++++++++++
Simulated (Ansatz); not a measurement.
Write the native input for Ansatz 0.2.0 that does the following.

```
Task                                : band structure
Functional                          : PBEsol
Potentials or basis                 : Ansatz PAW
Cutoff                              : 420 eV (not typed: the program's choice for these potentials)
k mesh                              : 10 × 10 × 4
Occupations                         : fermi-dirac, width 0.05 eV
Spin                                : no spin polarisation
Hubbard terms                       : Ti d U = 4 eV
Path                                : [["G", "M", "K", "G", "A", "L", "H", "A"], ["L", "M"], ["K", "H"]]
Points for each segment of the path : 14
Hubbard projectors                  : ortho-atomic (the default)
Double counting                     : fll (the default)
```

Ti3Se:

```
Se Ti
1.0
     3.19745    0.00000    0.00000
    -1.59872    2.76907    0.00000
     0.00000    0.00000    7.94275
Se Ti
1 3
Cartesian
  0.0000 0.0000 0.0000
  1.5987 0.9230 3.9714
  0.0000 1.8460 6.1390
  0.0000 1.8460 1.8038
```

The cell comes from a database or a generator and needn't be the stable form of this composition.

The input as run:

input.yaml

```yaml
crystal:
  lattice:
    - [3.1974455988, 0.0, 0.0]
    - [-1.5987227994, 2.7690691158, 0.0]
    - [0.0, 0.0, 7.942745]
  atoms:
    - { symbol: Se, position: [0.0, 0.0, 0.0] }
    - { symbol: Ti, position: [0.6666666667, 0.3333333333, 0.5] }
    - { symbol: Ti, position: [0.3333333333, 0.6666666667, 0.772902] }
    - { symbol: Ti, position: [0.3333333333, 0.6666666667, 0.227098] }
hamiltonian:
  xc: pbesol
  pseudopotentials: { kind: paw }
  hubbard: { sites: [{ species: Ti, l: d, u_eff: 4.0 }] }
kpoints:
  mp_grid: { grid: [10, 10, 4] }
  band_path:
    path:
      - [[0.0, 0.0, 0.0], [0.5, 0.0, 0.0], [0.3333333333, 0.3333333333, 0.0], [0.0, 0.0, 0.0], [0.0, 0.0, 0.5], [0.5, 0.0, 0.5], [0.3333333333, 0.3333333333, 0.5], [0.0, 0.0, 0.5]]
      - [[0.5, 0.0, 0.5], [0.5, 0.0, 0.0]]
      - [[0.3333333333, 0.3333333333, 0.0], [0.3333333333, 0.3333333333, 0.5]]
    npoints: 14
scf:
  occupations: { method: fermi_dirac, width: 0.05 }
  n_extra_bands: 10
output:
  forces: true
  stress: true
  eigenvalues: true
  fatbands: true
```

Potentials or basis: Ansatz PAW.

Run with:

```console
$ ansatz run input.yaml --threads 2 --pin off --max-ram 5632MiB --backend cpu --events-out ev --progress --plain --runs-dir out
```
++++++++++

Assignment>
Nothing but the lines from the top of the entries above through the line with "The cell comes" should be set down, each exactly as written.

Task response>
Simulated (Ansatz); not a measurement.
Write the native input for Ansatz 0.2.0 that does the following.

```
Task                                : band structure
Functional                          : PBEsol
Potentials or basis                 : Ansatz PAW
Cutoff                              : 420 eV (not typed: the program's choice for these potentials)
k mesh                              : 10 × 10 × 4
Occupations                         : fermi-dirac, width 0.05 eV
Spin                                : no spin polarisation
Hubbard terms                       : Ti d U = 4 eV
Path                                : [["G", "M", "K", "G", "A", "L", "H", "A"], ["L", "M"], ["K", "H"]]
Points for each segment of the path : 14
Hubbard projectors                  : ortho-atomic (the default)
Double counting                     : fll (the default)
```

Ti3Se:

```
Se Ti
1.0
     3.19745    0.00000    0.00000
    -1.59872    2.76907    0.00000
     0.00000    0.00000    7.94275
Se Ti
1 3
Cartesian
  0.0000 0.0000 0.0000
  1.5987 0.9230 3.9714
  0.0000 1.8460 6.1390
  0.0000 1.8460 1.8038
```

The cell comes from a database or a generator and needn't be the stable form of this composition.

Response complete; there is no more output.